-*-

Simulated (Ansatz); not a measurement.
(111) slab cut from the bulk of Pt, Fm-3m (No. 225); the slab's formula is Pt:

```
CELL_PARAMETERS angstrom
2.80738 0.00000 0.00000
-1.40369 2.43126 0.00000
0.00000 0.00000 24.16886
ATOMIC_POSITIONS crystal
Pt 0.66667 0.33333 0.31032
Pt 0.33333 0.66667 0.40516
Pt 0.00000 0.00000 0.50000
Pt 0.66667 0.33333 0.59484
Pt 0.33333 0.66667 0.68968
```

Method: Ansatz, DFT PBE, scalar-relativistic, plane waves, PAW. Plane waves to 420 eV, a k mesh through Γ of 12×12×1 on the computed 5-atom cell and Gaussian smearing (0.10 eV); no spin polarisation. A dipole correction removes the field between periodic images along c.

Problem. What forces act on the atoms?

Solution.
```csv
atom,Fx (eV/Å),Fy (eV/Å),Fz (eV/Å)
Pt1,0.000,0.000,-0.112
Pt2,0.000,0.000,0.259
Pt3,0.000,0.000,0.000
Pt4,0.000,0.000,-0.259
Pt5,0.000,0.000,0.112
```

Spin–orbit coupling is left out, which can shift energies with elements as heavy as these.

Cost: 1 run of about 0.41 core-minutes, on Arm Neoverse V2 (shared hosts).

-*-

**Work task:**
Only the lines above from the line with "Method: Ansatz, DFT" to the line with "Spin–orbit coupling is", those two lines included, should be reproduced exactly.

**Written reply:**
Method: Ansatz, DFT PBE, scalar-relativistic, plane waves, PAW. Plane waves to 420 eV, a k mesh through Γ of 12×12×1 on the computed 5-atom cell and Gaussian smearing (0.10 eV); no spin polarisation. A dipole correction removes the field between periodic images along c.

Problem. What forces act on the atoms?

Solution.
```csv
atom,Fx (eV/Å),Fy (eV/Å),Fz (eV/Å)
Pt1,0.000,0.000,-0.112
Pt2,0.000,0.000,0.259
Pt3,0.000,0.000,0.000
Pt4,0.000,0.000,-0.259
Pt5,0.000,0.000,0.112
```

Spin–orbit coupling is left out, which can shift energies with elements as heavy as these.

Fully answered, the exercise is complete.